Start of Block
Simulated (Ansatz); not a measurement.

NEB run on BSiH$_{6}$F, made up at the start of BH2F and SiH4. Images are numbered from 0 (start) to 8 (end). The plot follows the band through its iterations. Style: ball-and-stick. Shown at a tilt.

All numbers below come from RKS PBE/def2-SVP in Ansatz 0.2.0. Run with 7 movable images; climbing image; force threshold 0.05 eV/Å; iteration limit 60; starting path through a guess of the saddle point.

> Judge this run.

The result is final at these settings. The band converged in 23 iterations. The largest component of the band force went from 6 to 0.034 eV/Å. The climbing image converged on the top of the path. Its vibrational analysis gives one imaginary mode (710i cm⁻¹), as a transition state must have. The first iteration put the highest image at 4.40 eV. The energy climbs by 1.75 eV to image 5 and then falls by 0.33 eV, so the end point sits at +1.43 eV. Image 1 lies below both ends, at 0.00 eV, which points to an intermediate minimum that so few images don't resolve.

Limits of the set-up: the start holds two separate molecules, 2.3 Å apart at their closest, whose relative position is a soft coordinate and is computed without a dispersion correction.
End of Block

Return all the data above, unaltered and complete.

Simulated (Ansatz); not a measurement.

NEB run on BSiH$_{6}$F, made up at the start of BH2F and SiH4. Images are numbered from 0 (start) to 8 (end). The plot follows the band through its iterations. Style: ball-and-stick. Shown at a tilt.

All numbers below come from RKS PBE/def2-SVP in Ansatz 0.2.0. Run with 7 movable images; climbing image; force threshold 0.05 eV/Å; iteration limit 60; starting path through a guess of the saddle point.

> Judge this run.

The result is final at these settings. The band converged in 23 iterations. The largest component of the band force went from 6 to 0.034 eV/Å. The climbing image converged on the top of the path. Its vibrational analysis gives one imaginary mode (710i cm⁻¹), as a transition state must have. The first iteration put the highest image at 4.40 eV. The energy climbs by 1.75 eV to image 5 and then falls by 0.33 eV, so the end point sits at +1.43 eV. Image 1 lies below both ends, at 0.00 eV, which points to an intermediate minimum that so few images don't resolve.

Limits of the set-up: the start holds two separate molecules, 2.3 Å apart at their closest, whose relative position is a soft coordinate and is computed without a dispersion correction.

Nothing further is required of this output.